## WORK REQUEST
With the line containing "Formation energy of" as the start and the line containing "Details: 96-site cell;" as the end, transcribe that span of the entries below exactly, including both.

## SOURCE DATA
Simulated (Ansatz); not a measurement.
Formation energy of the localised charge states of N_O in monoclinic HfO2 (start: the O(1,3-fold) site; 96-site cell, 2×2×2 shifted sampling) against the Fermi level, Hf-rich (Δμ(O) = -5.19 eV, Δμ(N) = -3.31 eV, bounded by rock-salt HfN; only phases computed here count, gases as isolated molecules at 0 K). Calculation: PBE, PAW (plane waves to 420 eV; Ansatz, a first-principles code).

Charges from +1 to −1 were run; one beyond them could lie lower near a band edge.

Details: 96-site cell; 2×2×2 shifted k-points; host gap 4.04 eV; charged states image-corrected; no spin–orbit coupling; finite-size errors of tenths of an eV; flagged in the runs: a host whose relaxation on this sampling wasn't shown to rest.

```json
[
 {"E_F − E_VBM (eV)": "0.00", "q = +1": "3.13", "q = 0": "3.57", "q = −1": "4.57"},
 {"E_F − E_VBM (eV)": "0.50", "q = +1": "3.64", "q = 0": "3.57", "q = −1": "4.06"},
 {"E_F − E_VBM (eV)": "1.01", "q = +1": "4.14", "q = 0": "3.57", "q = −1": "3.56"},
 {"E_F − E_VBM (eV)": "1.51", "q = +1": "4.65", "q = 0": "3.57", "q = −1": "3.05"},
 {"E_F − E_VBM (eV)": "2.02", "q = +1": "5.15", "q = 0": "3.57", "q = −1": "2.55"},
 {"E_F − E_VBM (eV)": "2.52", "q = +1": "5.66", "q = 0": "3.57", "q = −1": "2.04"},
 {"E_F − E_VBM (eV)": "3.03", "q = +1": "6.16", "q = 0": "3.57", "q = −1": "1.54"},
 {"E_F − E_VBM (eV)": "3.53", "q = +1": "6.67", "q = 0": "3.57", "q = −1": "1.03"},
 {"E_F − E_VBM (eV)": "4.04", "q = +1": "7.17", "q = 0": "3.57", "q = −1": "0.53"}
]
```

## WRITTEN SOLUTION
Formation energy of the localised charge states of N_O in monoclinic HfO2 (start: the O(1,3-fold) site; 96-site cell, 2×2×2 shifted sampling) against the Fermi level, Hf-rich (Δμ(O) = -5.19 eV, Δμ(N) = -3.31 eV, bounded by rock-salt HfN; only phases computed here count, gases as isolated molecules at 0 K). Calculation: PBE, PAW (plane waves to 420 eV; Ansatz, a first-principles code).

Charges from +1 to −1 were run; one beyond them could lie lower near a band edge.

Details: 96-site cell; 2×2×2 shifted k-points; host gap 4.04 eV; charged states image-corrected; no spin–orbit coupling; finite-size errors of tenths of an eV; flagged in the runs: a host whose relaxation on this sampling wasn't shown to rest.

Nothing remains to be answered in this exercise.